◆ **Work instruction**
Write out the entries once more, exactly as they appear.

*** Listed records ***

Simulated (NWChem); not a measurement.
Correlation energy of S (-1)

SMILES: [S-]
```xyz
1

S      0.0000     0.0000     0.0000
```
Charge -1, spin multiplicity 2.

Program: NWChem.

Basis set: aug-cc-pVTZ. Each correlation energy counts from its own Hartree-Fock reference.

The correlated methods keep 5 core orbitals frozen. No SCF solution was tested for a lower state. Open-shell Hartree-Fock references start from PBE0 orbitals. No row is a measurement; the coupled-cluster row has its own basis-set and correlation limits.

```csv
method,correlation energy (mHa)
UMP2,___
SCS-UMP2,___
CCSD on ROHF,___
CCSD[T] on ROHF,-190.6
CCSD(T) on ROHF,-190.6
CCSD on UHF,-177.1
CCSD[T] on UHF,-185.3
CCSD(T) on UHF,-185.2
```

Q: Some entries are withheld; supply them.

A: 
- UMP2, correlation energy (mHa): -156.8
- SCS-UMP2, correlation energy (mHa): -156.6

*** End of Listed records ***

◆ **Task solution**
Simulated (NWChem); not a measurement.
Correlation energy of S (-1)

SMILES: [S-]
```xyz
1

S      0.0000     0.0000     0.0000
```
Charge -1, spin multiplicity 2.

Program: NWChem.

Basis set: aug-cc-pVTZ. Each correlation energy counts from its own Hartree-Fock reference.

The correlated methods keep 5 core orbitals frozen. No SCF solution was tested for a lower state. Open-shell Hartree-Fock references start from PBE0 orbitals. No row is a measurement; the coupled-cluster row has its own basis-set and correlation limits.

```csv
method,correlation energy (mHa)
UMP2,___
SCS-UMP2,___
CCSD on ROHF,___
CCSD[T] on ROHF,-190.6
CCSD(T) on ROHF,-190.6
CCSD on UHF,-177.1
CCSD[T] on UHF,-185.3
CCSD(T) on UHF,-185.2
```

Q: Some entries are withheld; supply them.

A: 
- UMP2, correlation energy (mHa): -156.8
- SCS-UMP2, correlation energy (mHa): -156.6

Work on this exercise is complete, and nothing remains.